-- Opening Marker --

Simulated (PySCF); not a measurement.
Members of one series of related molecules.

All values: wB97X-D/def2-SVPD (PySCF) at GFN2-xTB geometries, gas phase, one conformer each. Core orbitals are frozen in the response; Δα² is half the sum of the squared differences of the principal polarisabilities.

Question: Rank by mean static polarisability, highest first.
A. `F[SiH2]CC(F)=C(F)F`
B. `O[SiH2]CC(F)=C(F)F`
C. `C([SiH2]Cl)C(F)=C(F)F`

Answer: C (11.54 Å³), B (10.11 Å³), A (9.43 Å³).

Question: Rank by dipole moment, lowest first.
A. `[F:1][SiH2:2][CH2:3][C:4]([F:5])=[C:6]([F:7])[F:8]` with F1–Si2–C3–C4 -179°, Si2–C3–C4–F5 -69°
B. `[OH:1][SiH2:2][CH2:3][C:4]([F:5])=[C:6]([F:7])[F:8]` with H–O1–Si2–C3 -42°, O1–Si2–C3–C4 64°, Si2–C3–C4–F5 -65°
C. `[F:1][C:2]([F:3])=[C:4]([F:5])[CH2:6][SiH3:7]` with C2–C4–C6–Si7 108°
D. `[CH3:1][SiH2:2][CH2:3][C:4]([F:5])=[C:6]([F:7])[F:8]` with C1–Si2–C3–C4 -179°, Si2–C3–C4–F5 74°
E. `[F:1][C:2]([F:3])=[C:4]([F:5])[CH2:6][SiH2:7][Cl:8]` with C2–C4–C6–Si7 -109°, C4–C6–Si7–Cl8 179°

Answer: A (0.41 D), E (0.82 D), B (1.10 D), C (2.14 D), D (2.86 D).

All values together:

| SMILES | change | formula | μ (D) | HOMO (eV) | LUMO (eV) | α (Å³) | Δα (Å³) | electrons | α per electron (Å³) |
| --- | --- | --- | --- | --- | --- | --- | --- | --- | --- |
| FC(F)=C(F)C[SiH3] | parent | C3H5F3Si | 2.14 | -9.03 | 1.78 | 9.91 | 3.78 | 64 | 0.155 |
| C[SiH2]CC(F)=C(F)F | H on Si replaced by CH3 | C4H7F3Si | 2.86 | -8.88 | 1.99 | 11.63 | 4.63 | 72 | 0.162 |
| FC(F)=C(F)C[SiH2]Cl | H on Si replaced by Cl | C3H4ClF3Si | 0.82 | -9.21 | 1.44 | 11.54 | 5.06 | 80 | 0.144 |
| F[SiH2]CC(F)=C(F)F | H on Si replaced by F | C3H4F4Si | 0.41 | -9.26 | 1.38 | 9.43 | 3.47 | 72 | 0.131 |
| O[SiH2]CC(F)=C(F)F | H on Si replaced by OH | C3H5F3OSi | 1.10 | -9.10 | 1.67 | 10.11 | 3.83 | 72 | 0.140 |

-- Closing Marker --

Reproduce the entries exactly, starting at their first line and stopping after the line with "72 | 0.131 |".

• [WORKED SOLUTION]:
Simulated (PySCF); not a measurement.
Members of one series of related molecules.

All values: wB97X-D/def2-SVPD (PySCF) at GFN2-xTB geometries, gas phase, one conformer each. Core orbitals are frozen in the response; Δα² is half the sum of the squared differences of the principal polarisabilities.

Question: Rank by mean static polarisability, highest first.
A. `F[SiH2]CC(F)=C(F)F`
B. `O[SiH2]CC(F)=C(F)F`
C. `C([SiH2]Cl)C(F)=C(F)F`

Answer: C (11.54 Å³), B (10.11 Å³), A (9.43 Å³).

Question: Rank by dipole moment, lowest first.
A. `[F:1][SiH2:2][CH2:3][C:4]([F:5])=[C:6]([F:7])[F:8]` with F1–Si2–C3–C4 -179°, Si2–C3–C4–F5 -69°
B. `[OH:1][SiH2:2][CH2:3][C:4]([F:5])=[C:6]([F:7])[F:8]` with H–O1–Si2–C3 -42°, O1–Si2–C3–C4 64°, Si2–C3–C4–F5 -65°
C. `[F:1][C:2]([F:3])=[C:4]([F:5])[CH2:6][SiH3:7]` with C2–C4–C6–Si7 108°
D. `[CH3:1][SiH2:2][CH2:3][C:4]([F:5])=[C:6]([F:7])[F:8]` with C1–Si2–C3–C4 -179°, Si2–C3–C4–F5 74°
E. `[F:1][C:2]([F:3])=[C:4]([F:5])[CH2:6][SiH2:7][Cl:8]` with C2–C4–C6–Si7 -109°, C4–C6–Si7–Cl8 179°

Answer: A (0.41 D), E (0.82 D), B (1.10 D), C (2.14 D), D (2.86 D).

All values together:

| SMILES | change | formula | μ (D) | HOMO (eV) | LUMO (eV) | α (Å³) | Δα (Å³) | electrons | α per electron (Å³) |
| --- | --- | --- | --- | --- | --- | --- | --- | --- | --- |
| FC(F)=C(F)C[SiH3] | parent | C3H5F3Si | 2.14 | -9.03 | 1.78 | 9.91 | 3.78 | 64 | 0.155 |
| C[SiH2]CC(F)=C(F)F | H on Si replaced by CH3 | C4H7F3Si | 2.86 | -8.88 | 1.99 | 11.63 | 4.63 | 72 | 0.162 |
| FC(F)=C(F)C[SiH2]Cl | H on Si replaced by Cl | C3H4ClF3Si | 0.82 | -9.21 | 1.44 | 11.54 | 5.06 | 80 | 0.144 |
| F[SiH2]CC(F)=C(F)F | H on Si replaced by F | C3H4F4Si | 0.41 | -9.26 | 1.38 | 9.43 | 3.47 | 72 | 0.131 |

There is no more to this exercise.